* [Activity] Reproduce exactly the lines below, from the first through the one containing "2.3031 | -1.2711 |", and nothing more.

* [Available data]
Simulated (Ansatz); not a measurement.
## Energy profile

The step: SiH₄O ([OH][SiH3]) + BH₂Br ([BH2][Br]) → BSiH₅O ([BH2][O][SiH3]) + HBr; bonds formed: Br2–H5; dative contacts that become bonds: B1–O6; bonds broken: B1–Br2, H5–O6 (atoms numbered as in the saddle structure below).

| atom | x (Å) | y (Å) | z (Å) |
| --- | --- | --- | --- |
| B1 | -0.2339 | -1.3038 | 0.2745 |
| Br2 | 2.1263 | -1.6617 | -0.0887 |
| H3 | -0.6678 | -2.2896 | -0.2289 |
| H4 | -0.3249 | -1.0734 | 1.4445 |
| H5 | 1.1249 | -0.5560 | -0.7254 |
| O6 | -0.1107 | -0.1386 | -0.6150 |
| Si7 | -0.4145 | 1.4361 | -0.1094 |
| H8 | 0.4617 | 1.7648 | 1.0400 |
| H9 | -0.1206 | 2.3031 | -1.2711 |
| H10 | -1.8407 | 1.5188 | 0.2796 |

* [Exercise response]
Simulated (Ansatz); not a measurement.
## Energy profile

The step: SiH₄O ([OH][SiH3]) + BH₂Br ([BH2][Br]) → BSiH₅O ([BH2][O][SiH3]) + HBr; bonds formed: Br2–H5; dative contacts that become bonds: B1–O6; bonds broken: B1–Br2, H5–O6 (atoms numbered as in the saddle structure below).

| atom | x (Å) | y (Å) | z (Å) |
| --- | --- | --- | --- |
| B1 | -0.2339 | -1.3038 | 0.2745 |
| Br2 | 2.1263 | -1.6617 | -0.0887 |
| H3 | -0.6678 | -2.2896 | -0.2289 |
| H4 | -0.3249 | -1.0734 | 1.4445 |
| H5 | 1.1249 | -0.5560 | -0.7254 |
| O6 | -0.1107 | -0.1386 | -0.6150 |
| Si7 | -0.4145 | 1.4361 | -0.1094 |
| H8 | 0.4617 | 1.7648 | 1.0400 |
| H9 | -0.1206 | 2.3031 | -1.2711 |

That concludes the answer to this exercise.